- Task item: Please retype the material beneath this task exactly, starting with its first line and finishing with the line containing "426 | 153 |".

- Extracted material:
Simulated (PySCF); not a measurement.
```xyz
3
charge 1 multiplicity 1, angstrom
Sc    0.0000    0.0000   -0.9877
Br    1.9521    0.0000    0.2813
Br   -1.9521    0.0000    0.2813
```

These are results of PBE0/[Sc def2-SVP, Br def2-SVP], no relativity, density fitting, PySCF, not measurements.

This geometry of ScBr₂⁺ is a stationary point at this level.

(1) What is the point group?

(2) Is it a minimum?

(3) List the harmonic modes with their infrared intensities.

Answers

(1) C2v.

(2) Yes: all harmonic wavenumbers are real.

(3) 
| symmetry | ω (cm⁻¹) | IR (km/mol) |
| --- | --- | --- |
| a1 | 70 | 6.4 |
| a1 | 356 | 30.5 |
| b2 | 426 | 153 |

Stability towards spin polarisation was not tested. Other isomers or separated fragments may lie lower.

- Answer area:
Simulated (PySCF); not a measurement.
```xyz
3
charge 1 multiplicity 1, angstrom
Sc    0.0000    0.0000   -0.9877
Br    1.9521    0.0000    0.2813
Br   -1.9521    0.0000    0.2813
```

These are results of PBE0/[Sc def2-SVP, Br def2-SVP], no relativity, density fitting, PySCF, not measurements.

This geometry of ScBr₂⁺ is a stationary point at this level.

(1) What is the point group?

(2) Is it a minimum?

(3) List the harmonic modes with their infrared intensities.

Answers

(1) C2v.

(2) Yes: all harmonic wavenumbers are real.

(3) 
| symmetry | ω (cm⁻¹) | IR (km/mol) |
| --- | --- | --- |
| a1 | 70 | 6.4 |
| a1 | 356 | 30.5 |
| b2 | 426 | 153 |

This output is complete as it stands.